Data listing
○ ○ ○ ○

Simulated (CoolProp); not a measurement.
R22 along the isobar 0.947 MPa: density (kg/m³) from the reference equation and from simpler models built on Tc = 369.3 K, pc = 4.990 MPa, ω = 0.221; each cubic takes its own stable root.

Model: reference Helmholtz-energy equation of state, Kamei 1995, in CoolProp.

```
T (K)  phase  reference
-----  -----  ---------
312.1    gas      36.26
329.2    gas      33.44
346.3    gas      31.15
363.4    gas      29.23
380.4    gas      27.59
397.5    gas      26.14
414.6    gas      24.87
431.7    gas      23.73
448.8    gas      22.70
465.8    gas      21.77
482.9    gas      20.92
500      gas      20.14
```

○ ○ ○ ○

Requirement
Everything in the listing should be set down again exactly.

Exercise result
Simulated (CoolProp); not a measurement.
R22 along the isobar 0.947 MPa: density (kg/m³) from the reference equation and from simpler models built on Tc = 369.3 K, pc = 4.990 MPa, ω = 0.221; each cubic takes its own stable root.

Model: reference Helmholtz-energy equation of state, Kamei 1995, in CoolProp.

```
T (K)  phase  reference
-----  -----  ---------
312.1    gas      36.26
329.2    gas      33.44
346.3    gas      31.15
363.4    gas      29.23
380.4    gas      27.59
397.5    gas      26.14
414.6    gas      24.87
431.7    gas      23.73
448.8    gas      22.70
465.8    gas      21.77
482.9    gas      20.92
500      gas      20.14
```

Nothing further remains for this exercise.